REQUIREMENT ::
Those lines of the material below that fall between its first line and the line with "TaC: pressure against volume per atom", both included, are to be repeated exactly.

PROVIDED DATA ::
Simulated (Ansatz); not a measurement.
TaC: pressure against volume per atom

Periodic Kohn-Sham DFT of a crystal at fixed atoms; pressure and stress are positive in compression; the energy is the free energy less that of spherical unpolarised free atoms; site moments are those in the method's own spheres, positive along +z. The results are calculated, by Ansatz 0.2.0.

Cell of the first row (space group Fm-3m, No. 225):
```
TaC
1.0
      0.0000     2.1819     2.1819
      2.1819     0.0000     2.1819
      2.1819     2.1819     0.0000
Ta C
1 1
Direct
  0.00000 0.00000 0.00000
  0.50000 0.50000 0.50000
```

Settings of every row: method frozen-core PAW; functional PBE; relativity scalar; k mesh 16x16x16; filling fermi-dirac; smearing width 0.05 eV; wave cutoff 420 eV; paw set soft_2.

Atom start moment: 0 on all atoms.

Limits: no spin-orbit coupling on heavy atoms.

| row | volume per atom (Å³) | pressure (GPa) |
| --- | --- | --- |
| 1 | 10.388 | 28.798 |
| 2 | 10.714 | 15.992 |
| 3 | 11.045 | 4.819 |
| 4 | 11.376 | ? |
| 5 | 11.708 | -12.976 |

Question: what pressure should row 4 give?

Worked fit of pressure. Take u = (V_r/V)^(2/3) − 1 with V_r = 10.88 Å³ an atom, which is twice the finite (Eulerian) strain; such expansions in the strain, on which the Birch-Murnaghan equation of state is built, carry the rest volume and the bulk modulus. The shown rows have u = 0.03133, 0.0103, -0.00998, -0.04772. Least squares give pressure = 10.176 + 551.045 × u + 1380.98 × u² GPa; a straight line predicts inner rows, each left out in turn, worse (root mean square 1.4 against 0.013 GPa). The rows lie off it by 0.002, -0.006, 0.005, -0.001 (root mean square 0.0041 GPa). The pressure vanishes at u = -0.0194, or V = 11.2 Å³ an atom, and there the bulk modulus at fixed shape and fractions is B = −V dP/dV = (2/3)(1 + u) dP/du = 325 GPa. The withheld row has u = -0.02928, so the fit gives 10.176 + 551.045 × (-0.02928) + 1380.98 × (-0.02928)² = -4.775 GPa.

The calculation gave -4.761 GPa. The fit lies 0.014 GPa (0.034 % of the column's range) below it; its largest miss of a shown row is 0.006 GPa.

WORKED SOLUTION ::
Simulated (Ansatz); not a measurement.
TaC: pressure against volume per atom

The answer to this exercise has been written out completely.